TASK ITEM: Repeat the material exactly, leaving no line out.

++++++

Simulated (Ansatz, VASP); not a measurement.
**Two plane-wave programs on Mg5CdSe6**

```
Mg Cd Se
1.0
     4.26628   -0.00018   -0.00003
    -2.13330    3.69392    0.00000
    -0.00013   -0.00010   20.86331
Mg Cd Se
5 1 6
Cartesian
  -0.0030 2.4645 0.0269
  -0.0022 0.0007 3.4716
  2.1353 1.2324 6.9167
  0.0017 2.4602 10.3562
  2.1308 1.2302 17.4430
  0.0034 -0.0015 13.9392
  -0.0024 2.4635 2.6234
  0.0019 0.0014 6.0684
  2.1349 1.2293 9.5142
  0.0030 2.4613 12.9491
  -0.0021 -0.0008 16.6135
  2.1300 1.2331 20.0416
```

++++++

YOUR SOLUTION:
Simulated (Ansatz, VASP); not a measurement.
**Two plane-wave programs on Mg5CdSe6**

```
Mg Cd Se
1.0
     4.26628   -0.00018   -0.00003
    -2.13330    3.69392    0.00000
    -0.00013   -0.00010   20.86331
Mg Cd Se
5 1 6
Cartesian
  -0.0030 2.4645 0.0269
  -0.0022 0.0007 3.4716
  2.1353 1.2324 6.9167
  0.0017 2.4602 10.3562
  2.1308 1.2302 17.4430
  0.0034 -0.0015 13.9392
  -0.0024 2.4635 2.6234
  0.0019 0.0014 6.0684
  2.1349 1.2293 9.5142
  0.0030 2.4613 12.9491
  -0.0021 -0.0008 16.6135
  2.1300 1.2331 20.0416
```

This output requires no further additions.